> **MATERIAL PROVIDED**:
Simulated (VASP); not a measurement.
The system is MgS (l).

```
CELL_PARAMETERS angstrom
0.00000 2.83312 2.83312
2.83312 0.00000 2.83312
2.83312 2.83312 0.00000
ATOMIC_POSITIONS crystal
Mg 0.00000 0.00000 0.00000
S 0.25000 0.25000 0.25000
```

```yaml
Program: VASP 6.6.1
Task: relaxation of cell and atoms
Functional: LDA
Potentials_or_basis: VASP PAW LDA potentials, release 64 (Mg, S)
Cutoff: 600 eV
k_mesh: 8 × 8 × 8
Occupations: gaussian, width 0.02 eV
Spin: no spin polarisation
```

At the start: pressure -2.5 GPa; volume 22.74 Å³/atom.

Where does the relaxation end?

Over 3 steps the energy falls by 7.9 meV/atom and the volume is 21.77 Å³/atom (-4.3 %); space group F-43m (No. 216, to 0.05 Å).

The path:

> **TASK ITEM**: Exactly as they stand above, write out the entries.

> **TASK RESULT**:
Simulated (VASP); not a measurement.
The system is MgS (l).

```
CELL_PARAMETERS angstrom
0.00000 2.83312 2.83312
2.83312 0.00000 2.83312
2.83312 2.83312 0.00000
ATOMIC_POSITIONS crystal
Mg 0.00000 0.00000 0.00000
S 0.25000 0.25000 0.25000
```

```yaml
Program: VASP 6.6.1
Task: relaxation of cell and atoms
Functional: LDA
Potentials_or_basis: VASP PAW LDA potentials, release 64 (Mg, S)
Cutoff: 600 eV
k_mesh: 8 × 8 × 8
Occupations: gaussian, width 0.02 eV
Spin: no spin polarisation
```

At the start: pressure -2.5 GPa; volume 22.74 Å³/atom.

Where does the relaxation end?

Over 3 steps the energy falls by 7.9 meV/atom and the volume is 21.77 Å³/atom (-4.3 %); space group F-43m (No. 216, to 0.05 Å).

The path:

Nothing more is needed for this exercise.